Wherever the line with "Program: VASP 6.6.1" sits in the listing below, transcribe from it up to and including the line with "Problem. How long", exactly, and leave the remaining lines out.

*****

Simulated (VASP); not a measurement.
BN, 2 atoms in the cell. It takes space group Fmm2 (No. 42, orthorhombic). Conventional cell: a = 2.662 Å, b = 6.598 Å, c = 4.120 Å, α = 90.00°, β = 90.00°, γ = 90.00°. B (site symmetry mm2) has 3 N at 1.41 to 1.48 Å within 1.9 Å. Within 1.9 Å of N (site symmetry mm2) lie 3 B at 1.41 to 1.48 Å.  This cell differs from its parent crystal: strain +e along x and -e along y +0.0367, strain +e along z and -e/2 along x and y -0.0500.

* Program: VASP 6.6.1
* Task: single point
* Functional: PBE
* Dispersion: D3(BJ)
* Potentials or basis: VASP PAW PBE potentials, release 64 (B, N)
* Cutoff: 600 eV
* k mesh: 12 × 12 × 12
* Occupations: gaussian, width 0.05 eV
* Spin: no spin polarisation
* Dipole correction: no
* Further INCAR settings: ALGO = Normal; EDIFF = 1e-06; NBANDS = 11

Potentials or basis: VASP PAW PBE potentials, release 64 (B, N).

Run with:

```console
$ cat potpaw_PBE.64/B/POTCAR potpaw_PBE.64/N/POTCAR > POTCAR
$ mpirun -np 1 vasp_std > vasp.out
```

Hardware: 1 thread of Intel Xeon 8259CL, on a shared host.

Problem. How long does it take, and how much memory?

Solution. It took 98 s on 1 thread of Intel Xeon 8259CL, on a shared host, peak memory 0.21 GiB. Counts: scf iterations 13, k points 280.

*****

__Task response__.
* Program: VASP 6.6.1
* Task: single point
* Functional: PBE
* Dispersion: D3(BJ)
* Potentials or basis: VASP PAW PBE potentials, release 64 (B, N)
* Cutoff: 600 eV
* k mesh: 12 × 12 × 12
* Occupations: gaussian, width 0.05 eV
* Spin: no spin polarisation
* Dipole correction: no
* Further INCAR settings: ALGO = Normal; EDIFF = 1e-06; NBANDS = 11

Potentials or basis: VASP PAW PBE potentials, release 64 (B, N).

Run with:

```console
$ cat potpaw_PBE.64/B/POTCAR potpaw_PBE.64/N/POTCAR > POTCAR
$ mpirun -np 1 vasp_std > vasp.out
```

Hardware: 1 thread of Intel Xeon 8259CL, on a shared host.

Problem. How long does it take, and how much memory?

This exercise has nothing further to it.